Requirement >> Beginning at the line containing "16 atoms, charge" in the material below and ending at the line containing "and 99th percentile.", return each line exactly and add nothing.

Listed records >>
───
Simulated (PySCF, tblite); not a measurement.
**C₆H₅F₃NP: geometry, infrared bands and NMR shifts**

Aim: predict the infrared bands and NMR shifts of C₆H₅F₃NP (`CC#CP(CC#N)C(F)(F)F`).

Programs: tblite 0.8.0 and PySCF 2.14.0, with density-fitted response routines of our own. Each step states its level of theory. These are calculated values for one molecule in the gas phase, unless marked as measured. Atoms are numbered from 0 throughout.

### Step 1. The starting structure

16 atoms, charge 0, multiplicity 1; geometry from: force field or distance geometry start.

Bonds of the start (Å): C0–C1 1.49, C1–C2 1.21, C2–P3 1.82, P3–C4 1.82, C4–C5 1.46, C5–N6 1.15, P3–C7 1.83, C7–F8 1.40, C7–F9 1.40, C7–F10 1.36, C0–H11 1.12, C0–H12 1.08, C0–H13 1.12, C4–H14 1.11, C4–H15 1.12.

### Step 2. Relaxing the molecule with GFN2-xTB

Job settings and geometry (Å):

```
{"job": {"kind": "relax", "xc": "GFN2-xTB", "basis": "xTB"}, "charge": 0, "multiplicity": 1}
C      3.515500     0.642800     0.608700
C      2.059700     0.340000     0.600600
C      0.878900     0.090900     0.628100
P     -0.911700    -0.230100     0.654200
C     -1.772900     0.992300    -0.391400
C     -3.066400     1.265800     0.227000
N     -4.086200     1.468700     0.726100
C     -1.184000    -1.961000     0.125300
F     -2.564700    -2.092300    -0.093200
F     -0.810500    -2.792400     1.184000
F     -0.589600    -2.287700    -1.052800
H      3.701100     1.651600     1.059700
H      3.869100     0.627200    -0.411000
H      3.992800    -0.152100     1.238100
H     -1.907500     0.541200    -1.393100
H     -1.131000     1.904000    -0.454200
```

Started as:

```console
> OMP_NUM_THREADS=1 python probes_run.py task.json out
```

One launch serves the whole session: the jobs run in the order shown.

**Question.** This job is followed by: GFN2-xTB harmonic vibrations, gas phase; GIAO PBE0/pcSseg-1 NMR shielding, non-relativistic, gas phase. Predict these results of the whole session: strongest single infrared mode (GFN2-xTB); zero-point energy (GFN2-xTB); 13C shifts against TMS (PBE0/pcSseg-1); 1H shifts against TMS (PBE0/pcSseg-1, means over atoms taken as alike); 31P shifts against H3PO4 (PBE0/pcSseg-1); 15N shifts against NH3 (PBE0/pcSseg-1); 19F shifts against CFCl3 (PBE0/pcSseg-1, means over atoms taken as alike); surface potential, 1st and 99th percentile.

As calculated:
───

Problem solution >>
16 atoms, charge 0, multiplicity 1; geometry from: force field or distance geometry start.

Bonds of the start (Å): C0–C1 1.49, C1–C2 1.21, C2–P3 1.82, P3–C4 1.82, C4–C5 1.46, C5–N6 1.15, P3–C7 1.83, C7–F8 1.40, C7–F9 1.40, C7–F10 1.36, C0–H11 1.12, C0–H12 1.08, C0–H13 1.12, C4–H14 1.11, C4–H15 1.12.

### Step 2. Relaxing the molecule with GFN2-xTB

Job settings and geometry (Å):

```
{"job": {"kind": "relax", "xc": "GFN2-xTB", "basis": "xTB"}, "charge": 0, "multiplicity": 1}
C      3.515500     0.642800     0.608700
C      2.059700     0.340000     0.600600
C      0.878900     0.090900     0.628100
P     -0.911700    -0.230100     0.654200
C     -1.772900     0.992300    -0.391400
C     -3.066400     1.265800     0.227000
N     -4.086200     1.468700     0.726100
C     -1.184000    -1.961000     0.125300
F     -2.564700    -2.092300    -0.093200
F     -0.810500    -2.792400     1.184000
F     -0.589600    -2.287700    -1.052800
H      3.701100     1.651600     1.059700
H      3.869100     0.627200    -0.411000
H      3.992800    -0.152100     1.238100
H     -1.907500     0.541200    -1.393100
H     -1.131000     1.904000    -0.454200
```

Started as:

```console
> OMP_NUM_THREADS=1 python probes_run.py task.json out
```

One launch serves the whole session: the jobs run in the order shown.

**Question.** This job is followed by: GFN2-xTB harmonic vibrations, gas phase; GIAO PBE0/pcSseg-1 NMR shielding, non-relativistic, gas phase. Predict these results of the whole session: strongest single infrared mode (GFN2-xTB); zero-point energy (GFN2-xTB); 13C shifts against TMS (PBE0/pcSseg-1); 1H shifts against TMS (PBE0/pcSseg-1, means over atoms taken as alike); 31P shifts against H3PO4 (PBE0/pcSseg-1); 15N shifts against NH3 (PBE0/pcSseg-1); 19F shifts against CFCl3 (PBE0/pcSseg-1, means over atoms taken as alike); surface potential, 1st and 99th percentile.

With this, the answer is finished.